[[ Data to examine open ]]
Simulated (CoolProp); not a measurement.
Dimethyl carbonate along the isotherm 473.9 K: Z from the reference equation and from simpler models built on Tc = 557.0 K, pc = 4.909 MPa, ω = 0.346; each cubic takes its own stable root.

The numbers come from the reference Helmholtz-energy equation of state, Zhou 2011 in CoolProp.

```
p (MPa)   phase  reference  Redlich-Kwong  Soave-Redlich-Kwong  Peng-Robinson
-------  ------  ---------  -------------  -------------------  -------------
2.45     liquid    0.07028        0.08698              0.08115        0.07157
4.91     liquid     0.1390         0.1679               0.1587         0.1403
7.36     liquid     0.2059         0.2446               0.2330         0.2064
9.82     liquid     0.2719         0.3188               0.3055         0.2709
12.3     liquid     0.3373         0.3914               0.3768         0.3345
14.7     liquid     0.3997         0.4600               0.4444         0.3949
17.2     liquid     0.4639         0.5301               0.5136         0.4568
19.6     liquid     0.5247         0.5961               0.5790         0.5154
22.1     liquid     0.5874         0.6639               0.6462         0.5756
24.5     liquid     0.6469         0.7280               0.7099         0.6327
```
[[ Data to examine closed ]]

- Exercise:
Lines from the start of the entries through the one containing "Dimethyl carbonate along" are to be set down again exactly, both ends included.

- Written solution:
Simulated (CoolProp); not a measurement.
Dimethyl carbonate along the isotherm 473.9 K: Z from the reference equation and from simpler models built on Tc = 557.0 K, pc = 4.909 MPa, ω = 0.346; each cubic takes its own stable root.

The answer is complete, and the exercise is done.